SOURCE DATA —
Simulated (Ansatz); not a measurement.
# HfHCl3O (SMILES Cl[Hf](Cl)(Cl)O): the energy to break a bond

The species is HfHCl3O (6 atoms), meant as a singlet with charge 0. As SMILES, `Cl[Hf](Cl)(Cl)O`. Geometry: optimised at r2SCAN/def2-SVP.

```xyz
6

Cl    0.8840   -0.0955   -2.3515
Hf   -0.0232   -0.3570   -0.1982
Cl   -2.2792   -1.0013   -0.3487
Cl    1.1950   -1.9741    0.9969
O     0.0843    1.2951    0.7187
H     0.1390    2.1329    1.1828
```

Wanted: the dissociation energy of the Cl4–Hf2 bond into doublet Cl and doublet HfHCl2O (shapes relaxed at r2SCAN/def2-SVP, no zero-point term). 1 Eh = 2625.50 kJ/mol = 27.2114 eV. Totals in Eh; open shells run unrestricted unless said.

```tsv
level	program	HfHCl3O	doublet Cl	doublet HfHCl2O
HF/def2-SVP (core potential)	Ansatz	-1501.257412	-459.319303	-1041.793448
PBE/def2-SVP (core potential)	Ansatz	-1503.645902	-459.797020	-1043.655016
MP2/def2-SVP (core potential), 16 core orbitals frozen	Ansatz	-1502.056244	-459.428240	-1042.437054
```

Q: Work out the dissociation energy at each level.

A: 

WORK TASK — Of the entries above, repeat exactly the lines between the line with "Wanted: the dissociation" and the line with "Q: Work out", inclusive, and no others.

TASK OUTPUT —
Wanted: the dissociation energy of the Cl4–Hf2 bond into doublet Cl and doublet HfHCl2O (shapes relaxed at r2SCAN/def2-SVP, no zero-point term). 1 Eh = 2625.50 kJ/mol = 27.2114 eV. Totals in Eh; open shells run unrestricted unless said.

```tsv
level	program	HfHCl3O	doublet Cl	doublet HfHCl2O
HF/def2-SVP (core potential)	Ansatz	-1501.257412	-459.319303	-1041.793448
PBE/def2-SVP (core potential)	Ansatz	-1503.645902	-459.797020	-1043.655016
MP2/def2-SVP (core potential), 16 core orbitals frozen	Ansatz	-1502.056244	-459.428240	-1042.437054
```

Q: Work out the dissociation energy at each level.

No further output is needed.